■ **REQUIREMENT**
Could you repeat the records below exactly as written?

■ **PROVIDED DATA**
[Start of section]

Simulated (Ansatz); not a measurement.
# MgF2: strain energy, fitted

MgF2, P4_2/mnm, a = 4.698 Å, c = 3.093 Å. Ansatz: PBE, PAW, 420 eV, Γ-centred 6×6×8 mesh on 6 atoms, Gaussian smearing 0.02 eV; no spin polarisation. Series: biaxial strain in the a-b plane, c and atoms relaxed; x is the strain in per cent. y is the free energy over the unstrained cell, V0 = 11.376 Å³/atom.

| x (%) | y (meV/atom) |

[End of section]

■ **TASK RESULT**
Simulated (Ansatz); not a measurement.
# MgF2: strain energy, fitted

MgF2, P4_2/mnm, a = 4.698 Å, c = 3.093 Å. Ansatz: PBE, PAW, 420 eV, Γ-centred 6×6×8 mesh on 6 atoms, Gaussian smearing 0.02 eV; no spin polarisation. Series: biaxial strain in the a-b plane, c and atoms relaxed; x is the strain in per cent. y is the free energy over the unstrained cell, V0 = 11.376 Å³/atom.

| x (%) | y (meV/atom) |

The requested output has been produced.